+ + + + + + +
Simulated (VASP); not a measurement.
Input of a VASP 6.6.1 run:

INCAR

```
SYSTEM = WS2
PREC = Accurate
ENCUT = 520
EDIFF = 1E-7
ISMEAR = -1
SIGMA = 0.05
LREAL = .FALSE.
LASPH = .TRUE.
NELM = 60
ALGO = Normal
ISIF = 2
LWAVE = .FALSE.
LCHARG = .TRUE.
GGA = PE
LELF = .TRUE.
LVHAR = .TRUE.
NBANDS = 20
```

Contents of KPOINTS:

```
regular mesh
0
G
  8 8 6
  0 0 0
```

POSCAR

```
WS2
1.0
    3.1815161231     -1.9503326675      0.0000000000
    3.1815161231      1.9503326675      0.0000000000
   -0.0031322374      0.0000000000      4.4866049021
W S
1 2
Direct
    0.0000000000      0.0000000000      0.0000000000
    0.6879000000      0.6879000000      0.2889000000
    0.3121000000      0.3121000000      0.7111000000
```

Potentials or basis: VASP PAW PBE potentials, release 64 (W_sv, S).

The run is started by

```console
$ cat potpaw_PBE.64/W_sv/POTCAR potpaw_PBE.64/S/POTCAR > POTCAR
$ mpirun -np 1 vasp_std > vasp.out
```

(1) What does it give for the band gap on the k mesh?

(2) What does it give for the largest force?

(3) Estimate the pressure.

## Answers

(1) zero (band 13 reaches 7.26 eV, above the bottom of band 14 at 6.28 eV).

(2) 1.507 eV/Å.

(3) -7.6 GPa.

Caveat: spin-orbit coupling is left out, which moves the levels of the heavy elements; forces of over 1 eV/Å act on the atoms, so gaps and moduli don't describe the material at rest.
+ + + + + + +

● Assigned task: Once the line containing "(3) -7.6 GPa." has been retyped, stop. Begin at the first line of the material and reproduce every line up to it exactly.

● Problem solution:
Simulated (VASP); not a measurement.
Input of a VASP 6.6.1 run:

INCAR

```
SYSTEM = WS2
PREC = Accurate
ENCUT = 520
EDIFF = 1E-7
ISMEAR = -1
SIGMA = 0.05
LREAL = .FALSE.
LASPH = .TRUE.
NELM = 60
ALGO = Normal
ISIF = 2
LWAVE = .FALSE.
LCHARG = .TRUE.
GGA = PE
LELF = .TRUE.
LVHAR = .TRUE.
NBANDS = 20
```

Contents of KPOINTS:

```
regular mesh
0
G
  8 8 6
  0 0 0
```

POSCAR

```
WS2
1.0
    3.1815161231     -1.9503326675      0.0000000000
    3.1815161231      1.9503326675      0.0000000000
   -0.0031322374      0.0000000000      4.4866049021
W S
1 2
Direct
    0.0000000000      0.0000000000      0.0000000000
    0.6879000000      0.6879000000      0.2889000000
    0.3121000000      0.3121000000      0.7111000000
```

Potentials or basis: VASP PAW PBE potentials, release 64 (W_sv, S).

The run is started by

```console
$ cat potpaw_PBE.64/W_sv/POTCAR potpaw_PBE.64/S/POTCAR > POTCAR
$ mpirun -np 1 vasp_std > vasp.out
```

(1) What does it give for the band gap on the k mesh?

(2) What does it give for the largest force?

(3) Estimate the pressure.

## Answers

(1) zero (band 13 reaches 7.26 eV, above the bottom of band 14 at 6.28 eV).

(2) 1.507 eV/Å.

(3) -7.6 GPa.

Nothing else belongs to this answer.